EXCERPTED RECORDS |
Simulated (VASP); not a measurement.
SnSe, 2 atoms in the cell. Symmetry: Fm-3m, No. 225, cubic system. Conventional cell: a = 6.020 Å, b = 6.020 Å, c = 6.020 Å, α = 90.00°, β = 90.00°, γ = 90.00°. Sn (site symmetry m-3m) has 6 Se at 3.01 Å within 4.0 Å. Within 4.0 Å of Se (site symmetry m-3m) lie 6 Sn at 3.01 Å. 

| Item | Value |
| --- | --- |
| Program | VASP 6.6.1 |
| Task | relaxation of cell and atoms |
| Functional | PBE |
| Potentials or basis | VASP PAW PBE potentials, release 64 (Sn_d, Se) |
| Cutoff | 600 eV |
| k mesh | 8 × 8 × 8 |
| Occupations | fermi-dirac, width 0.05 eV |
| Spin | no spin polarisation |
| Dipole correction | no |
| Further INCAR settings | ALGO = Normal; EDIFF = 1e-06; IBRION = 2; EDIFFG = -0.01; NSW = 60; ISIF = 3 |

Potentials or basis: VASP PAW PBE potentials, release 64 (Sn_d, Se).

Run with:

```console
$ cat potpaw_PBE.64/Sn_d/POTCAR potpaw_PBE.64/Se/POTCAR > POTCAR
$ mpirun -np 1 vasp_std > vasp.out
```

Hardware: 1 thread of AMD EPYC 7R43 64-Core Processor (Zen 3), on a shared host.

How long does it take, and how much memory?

BRIEF | Please retype the top of the data exactly, down to and including the line that holds "correction | no |", and nothing further.

ANSWER SPACE |
Simulated (VASP); not a measurement.
SnSe, 2 atoms in the cell. Symmetry: Fm-3m, No. 225, cubic system. Conventional cell: a = 6.020 Å, b = 6.020 Å, c = 6.020 Å, α = 90.00°, β = 90.00°, γ = 90.00°. Sn (site symmetry m-3m) has 6 Se at 3.01 Å within 4.0 Å. Within 4.0 Å of Se (site symmetry m-3m) lie 6 Sn at 3.01 Å. 

| Item | Value |
| --- | --- |
| Program | VASP 6.6.1 |
| Task | relaxation of cell and atoms |
| Functional | PBE |
| Potentials or basis | VASP PAW PBE potentials, release 64 (Sn_d, Se) |
| Cutoff | 600 eV |
| k mesh | 8 × 8 × 8 |
| Occupations | fermi-dirac, width 0.05 eV |
| Spin | no spin polarisation |
| Dipole correction | no |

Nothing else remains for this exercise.